==== Entries shown

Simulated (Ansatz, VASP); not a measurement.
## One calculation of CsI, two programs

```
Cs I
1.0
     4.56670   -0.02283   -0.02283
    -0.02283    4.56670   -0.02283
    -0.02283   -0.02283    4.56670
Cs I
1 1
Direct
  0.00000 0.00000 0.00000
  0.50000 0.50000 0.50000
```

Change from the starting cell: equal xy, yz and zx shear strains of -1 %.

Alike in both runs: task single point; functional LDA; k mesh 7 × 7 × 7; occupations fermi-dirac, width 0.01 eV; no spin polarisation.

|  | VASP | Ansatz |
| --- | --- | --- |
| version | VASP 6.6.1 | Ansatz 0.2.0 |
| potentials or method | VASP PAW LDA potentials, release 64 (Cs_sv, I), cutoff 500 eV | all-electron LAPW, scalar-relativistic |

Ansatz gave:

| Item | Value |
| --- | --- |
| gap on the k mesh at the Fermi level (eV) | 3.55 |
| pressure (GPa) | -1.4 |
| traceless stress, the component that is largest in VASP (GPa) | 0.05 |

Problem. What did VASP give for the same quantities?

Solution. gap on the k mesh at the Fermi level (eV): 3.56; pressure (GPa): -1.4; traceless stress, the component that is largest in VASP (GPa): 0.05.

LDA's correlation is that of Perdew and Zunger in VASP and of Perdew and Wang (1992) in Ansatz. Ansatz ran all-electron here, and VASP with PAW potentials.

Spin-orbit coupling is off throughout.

========

**Action item:**
Nothing past the line containing "Change from the" should be restated; transcribe the material exactly from its first line through that line.

**Response box:**
Simulated (Ansatz, VASP); not a measurement.
## One calculation of CsI, two programs

```
Cs I
1.0
     4.56670   -0.02283   -0.02283
    -0.02283    4.56670   -0.02283
    -0.02283   -0.02283    4.56670
Cs I
1 1
Direct
  0.00000 0.00000 0.00000
  0.50000 0.50000 0.50000
```

Change from the starting cell: equal xy, yz and zx shear strains of -1 %.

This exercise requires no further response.